WORK ITEM:
Stopping at the line that holds "Estimate VASP's values.", repeat the lines below exactly, starting from the very first and including that final line.

DATASET RECORDS section start
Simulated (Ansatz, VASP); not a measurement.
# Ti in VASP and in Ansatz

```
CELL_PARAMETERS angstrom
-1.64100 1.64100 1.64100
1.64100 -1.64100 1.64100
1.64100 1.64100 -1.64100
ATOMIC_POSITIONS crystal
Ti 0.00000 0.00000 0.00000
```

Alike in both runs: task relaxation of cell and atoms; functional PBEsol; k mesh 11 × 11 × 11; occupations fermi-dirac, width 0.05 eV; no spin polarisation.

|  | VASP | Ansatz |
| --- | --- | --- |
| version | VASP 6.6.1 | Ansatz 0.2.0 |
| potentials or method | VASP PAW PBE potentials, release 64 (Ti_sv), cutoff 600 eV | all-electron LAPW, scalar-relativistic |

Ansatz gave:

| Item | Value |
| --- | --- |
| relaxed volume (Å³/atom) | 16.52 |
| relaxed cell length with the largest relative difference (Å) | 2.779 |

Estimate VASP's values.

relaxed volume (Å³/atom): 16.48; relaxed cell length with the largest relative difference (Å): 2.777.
DATASET RECORDS section end

ANSWER AREA:
Simulated (Ansatz, VASP); not a measurement.
# Ti in VASP and in Ansatz

```
CELL_PARAMETERS angstrom
-1.64100 1.64100 1.64100
1.64100 -1.64100 1.64100
1.64100 1.64100 -1.64100
ATOMIC_POSITIONS crystal
Ti 0.00000 0.00000 0.00000
```

Alike in both runs: task relaxation of cell and atoms; functional PBEsol; k mesh 11 × 11 × 11; occupations fermi-dirac, width 0.05 eV; no spin polarisation.

|  | VASP | Ansatz |
| --- | --- | --- |
| version | VASP 6.6.1 | Ansatz 0.2.0 |
| potentials or method | VASP PAW PBE potentials, release 64 (Ti_sv), cutoff 600 eV | all-electron LAPW, scalar-relativistic |

Ansatz gave:

| Item | Value |
| --- | --- |
| relaxed volume (Å³/atom) | 16.52 |
| relaxed cell length with the largest relative difference (Å) | 2.779 |

Estimate VASP's values.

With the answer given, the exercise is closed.